DATA SECTION ->
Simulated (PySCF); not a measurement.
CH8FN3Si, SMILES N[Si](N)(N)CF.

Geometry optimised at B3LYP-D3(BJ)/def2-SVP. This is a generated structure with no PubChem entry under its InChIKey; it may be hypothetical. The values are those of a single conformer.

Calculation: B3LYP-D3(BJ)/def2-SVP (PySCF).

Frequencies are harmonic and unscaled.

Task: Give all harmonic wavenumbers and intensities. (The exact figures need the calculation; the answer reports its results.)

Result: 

WORK INSTRUCTION ->
Reproduce verbatim only the segment of the listing bounded by the line containing "Calculation: B3LYP-D3(BJ)/def2-SVP (PySCF)." and the line containing "Task: Give all", with both boundary lines included.

TASK RESPONSE ->
Calculation: B3LYP-D3(BJ)/def2-SVP (PySCF).

Frequencies are harmonic and unscaled.

Task: Give all harmonic wavenumbers and intensities. (The exact figures need the calculation; the answer reports its results.)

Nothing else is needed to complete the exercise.